Requirement:
Each line of the data below should be repeated exactly.

Start of Raw data
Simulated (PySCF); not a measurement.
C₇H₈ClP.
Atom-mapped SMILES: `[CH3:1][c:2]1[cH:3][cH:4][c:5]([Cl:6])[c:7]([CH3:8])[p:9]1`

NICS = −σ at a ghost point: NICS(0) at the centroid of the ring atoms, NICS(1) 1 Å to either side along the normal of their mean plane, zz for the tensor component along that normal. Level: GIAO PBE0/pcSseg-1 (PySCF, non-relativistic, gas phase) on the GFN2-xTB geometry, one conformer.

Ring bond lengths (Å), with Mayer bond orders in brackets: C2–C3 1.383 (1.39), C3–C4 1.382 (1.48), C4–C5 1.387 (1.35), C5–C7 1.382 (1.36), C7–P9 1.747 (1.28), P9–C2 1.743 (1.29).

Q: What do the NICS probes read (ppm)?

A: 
End of Raw data

Worked solution:
Simulated (PySCF); not a measurement.
C₇H₈ClP.
Atom-mapped SMILES: `[CH3:1][c:2]1[cH:3][cH:4][c:5]([Cl:6])[c:7]([CH3:8])[p:9]1`

NICS = −σ at a ghost point: NICS(0) at the centroid of the ring atoms, NICS(1) 1 Å to either side along the normal of their mean plane, zz for the tensor component along that normal. Level: GIAO PBE0/pcSseg-1 (PySCF, non-relativistic, gas phase) on the GFN2-xTB geometry, one conformer.

Ring bond lengths (Å), with Mayer bond orders in brackets: C2–C3 1.383 (1.39), C3–C4 1.382 (1.48), C4–C5 1.387 (1.35), C5–C7 1.382 (1.36), C7–P9 1.747 (1.28), P9–C2 1.743 (1.29).

Q: What do the NICS probes read (ppm)?

A: 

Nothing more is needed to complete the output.